- **WORK ITEM**
Reproduce the opening lines of the records exactly, please, stopping after the line that contains "Level of theory: σ".

*** Block opens ***
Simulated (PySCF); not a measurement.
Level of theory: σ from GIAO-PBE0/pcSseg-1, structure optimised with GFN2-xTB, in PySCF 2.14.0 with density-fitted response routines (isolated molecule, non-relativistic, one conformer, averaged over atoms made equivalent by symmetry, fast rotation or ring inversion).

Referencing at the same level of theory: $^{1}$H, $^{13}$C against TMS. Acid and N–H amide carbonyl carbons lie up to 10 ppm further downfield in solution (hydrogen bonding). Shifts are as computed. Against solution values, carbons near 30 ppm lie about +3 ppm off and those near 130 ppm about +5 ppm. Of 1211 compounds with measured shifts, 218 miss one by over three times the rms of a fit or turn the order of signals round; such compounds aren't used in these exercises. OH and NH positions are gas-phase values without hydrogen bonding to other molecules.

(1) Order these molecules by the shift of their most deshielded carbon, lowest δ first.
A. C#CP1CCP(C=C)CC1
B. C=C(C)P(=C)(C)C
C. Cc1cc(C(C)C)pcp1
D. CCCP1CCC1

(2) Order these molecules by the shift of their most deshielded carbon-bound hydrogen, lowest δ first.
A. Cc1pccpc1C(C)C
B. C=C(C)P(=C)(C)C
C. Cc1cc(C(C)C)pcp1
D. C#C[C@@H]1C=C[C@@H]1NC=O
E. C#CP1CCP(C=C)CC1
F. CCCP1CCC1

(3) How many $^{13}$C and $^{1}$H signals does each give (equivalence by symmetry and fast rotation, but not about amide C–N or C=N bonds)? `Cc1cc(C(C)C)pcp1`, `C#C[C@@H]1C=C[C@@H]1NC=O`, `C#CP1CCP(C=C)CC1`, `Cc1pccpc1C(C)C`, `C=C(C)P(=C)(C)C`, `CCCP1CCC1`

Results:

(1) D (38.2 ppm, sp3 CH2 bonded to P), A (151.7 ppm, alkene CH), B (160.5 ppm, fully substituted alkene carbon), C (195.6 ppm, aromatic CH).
*** Block closes ***

- **WRITTEN RESPONSE**
Simulated (PySCF); not a measurement.
Level of theory: σ from GIAO-PBE0/pcSseg-1, structure optimised with GFN2-xTB, in PySCF 2.14.0 with density-fitted response routines (isolated molecule, non-relativistic, one conformer, averaged over atoms made equivalent by symmetry, fast rotation or ring inversion).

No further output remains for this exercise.